- Data extracts -
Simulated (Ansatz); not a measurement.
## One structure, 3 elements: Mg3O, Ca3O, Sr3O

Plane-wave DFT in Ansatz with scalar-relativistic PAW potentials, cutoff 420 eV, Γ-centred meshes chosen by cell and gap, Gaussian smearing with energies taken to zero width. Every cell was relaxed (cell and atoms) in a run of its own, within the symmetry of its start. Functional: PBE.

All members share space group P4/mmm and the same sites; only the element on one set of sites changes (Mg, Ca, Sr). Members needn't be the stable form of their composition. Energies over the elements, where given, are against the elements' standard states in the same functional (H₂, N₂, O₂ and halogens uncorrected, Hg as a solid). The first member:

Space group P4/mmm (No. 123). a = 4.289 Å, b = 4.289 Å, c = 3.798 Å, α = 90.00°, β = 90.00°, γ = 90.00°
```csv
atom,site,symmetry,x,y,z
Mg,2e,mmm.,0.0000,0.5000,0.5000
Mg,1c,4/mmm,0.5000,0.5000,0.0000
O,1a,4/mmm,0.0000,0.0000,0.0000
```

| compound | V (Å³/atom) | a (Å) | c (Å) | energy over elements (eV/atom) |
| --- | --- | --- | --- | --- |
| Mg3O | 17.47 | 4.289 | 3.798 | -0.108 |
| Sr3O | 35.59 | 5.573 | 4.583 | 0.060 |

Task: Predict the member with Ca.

- Brief -
Using the records above, restate word for word the lines from the one with "## One structure, 3" through the one with "Plane-wave DFT in", both included.

- Problem solution -
## One structure, 3 elements: Mg3O, Ca3O, Sr3O

Plane-wave DFT in Ansatz with scalar-relativistic PAW potentials, cutoff 420 eV, Γ-centred meshes chosen by cell and gap, Gaussian smearing with energies taken to zero width. Every cell was relaxed (cell and atoms) in a run of its own, within the symmetry of its start. Functional: PBE.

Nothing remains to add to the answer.